§ Assignment
A complete, unaltered copy of the listing is needed. Write it out.

§ Source data
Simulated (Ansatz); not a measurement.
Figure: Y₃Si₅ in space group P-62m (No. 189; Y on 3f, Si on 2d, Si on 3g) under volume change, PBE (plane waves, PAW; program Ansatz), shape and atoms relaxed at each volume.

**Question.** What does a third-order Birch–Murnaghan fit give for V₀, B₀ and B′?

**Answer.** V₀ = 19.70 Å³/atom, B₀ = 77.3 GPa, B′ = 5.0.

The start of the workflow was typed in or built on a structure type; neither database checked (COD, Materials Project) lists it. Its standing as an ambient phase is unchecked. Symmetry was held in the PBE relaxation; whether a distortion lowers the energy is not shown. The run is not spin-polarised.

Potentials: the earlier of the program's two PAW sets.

§ Task answer
Simulated (Ansatz); not a measurement.
Figure: Y₃Si₅ in space group P-62m (No. 189; Y on 3f, Si on 2d, Si on 3g) under volume change, PBE (plane waves, PAW; program Ansatz), shape and atoms relaxed at each volume.

**Question.** What does a third-order Birch–Murnaghan fit give for V₀, B₀ and B′?

**Answer.** V₀ = 19.70 Å³/atom, B₀ = 77.3 GPa, B′ = 5.0.

The start of the workflow was typed in or built on a structure type; neither database checked (COD, Materials Project) lists it. Its standing as an ambient phase is unchecked. Symmetry was held in the PBE relaxation; whether a distortion lowers the energy is not shown. The run is not spin-polarised.

Potentials: the earlier of the program's two PAW sets.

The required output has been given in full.